* Given information
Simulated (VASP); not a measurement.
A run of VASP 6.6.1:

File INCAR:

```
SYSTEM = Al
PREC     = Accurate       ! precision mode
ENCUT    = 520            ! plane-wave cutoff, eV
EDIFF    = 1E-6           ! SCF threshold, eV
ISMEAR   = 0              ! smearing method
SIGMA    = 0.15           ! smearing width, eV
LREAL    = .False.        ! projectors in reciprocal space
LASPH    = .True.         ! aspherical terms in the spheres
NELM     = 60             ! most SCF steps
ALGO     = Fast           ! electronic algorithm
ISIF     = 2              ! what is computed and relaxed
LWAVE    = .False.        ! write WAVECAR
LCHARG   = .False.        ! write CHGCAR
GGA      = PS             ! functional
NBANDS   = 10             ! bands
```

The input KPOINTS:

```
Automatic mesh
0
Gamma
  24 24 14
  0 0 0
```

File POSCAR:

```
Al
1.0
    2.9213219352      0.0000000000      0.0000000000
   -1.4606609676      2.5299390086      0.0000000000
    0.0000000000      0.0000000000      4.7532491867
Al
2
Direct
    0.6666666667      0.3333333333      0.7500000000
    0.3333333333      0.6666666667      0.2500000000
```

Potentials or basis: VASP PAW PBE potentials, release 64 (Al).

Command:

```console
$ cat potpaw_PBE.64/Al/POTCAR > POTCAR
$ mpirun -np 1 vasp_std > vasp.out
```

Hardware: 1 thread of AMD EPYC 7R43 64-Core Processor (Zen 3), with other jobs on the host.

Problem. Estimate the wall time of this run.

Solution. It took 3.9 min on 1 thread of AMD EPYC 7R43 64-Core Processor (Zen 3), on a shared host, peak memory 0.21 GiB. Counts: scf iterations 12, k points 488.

* Action item
Retype the listing from its first line onward, stopping after the line that contains "Problem. Estimate the wall time of this run." has been retyped in full.

* Written answer
Simulated (VASP); not a measurement.
A run of VASP 6.6.1:

File INCAR:

```
SYSTEM = Al
PREC     = Accurate       ! precision mode
ENCUT    = 520            ! plane-wave cutoff, eV
EDIFF    = 1E-6           ! SCF threshold, eV
ISMEAR   = 0              ! smearing method
SIGMA    = 0.15           ! smearing width, eV
LREAL    = .False.        ! projectors in reciprocal space
LASPH    = .True.         ! aspherical terms in the spheres
NELM     = 60             ! most SCF steps
ALGO     = Fast           ! electronic algorithm
ISIF     = 2              ! what is computed and relaxed
LWAVE    = .False.        ! write WAVECAR
LCHARG   = .False.        ! write CHGCAR
GGA      = PS             ! functional
NBANDS   = 10             ! bands
```

The input KPOINTS:

```
Automatic mesh
0
Gamma
  24 24 14
  0 0 0
```

File POSCAR:

```
Al
1.0
    2.9213219352      0.0000000000      0.0000000000
   -1.4606609676      2.5299390086      0.0000000000
    0.0000000000      0.0000000000      4.7532491867
Al
2
Direct
    0.6666666667      0.3333333333      0.7500000000
    0.3333333333      0.6666666667      0.2500000000
```

Potentials or basis: VASP PAW PBE potentials, release 64 (Al).

Command:

```console
$ cat potpaw_PBE.64/Al/POTCAR > POTCAR
$ mpirun -np 1 vasp_std > vasp.out
```

Hardware: 1 thread of AMD EPYC 7R43 64-Core Processor (Zen 3), with other jobs on the host.

Problem. Estimate the wall time of this run.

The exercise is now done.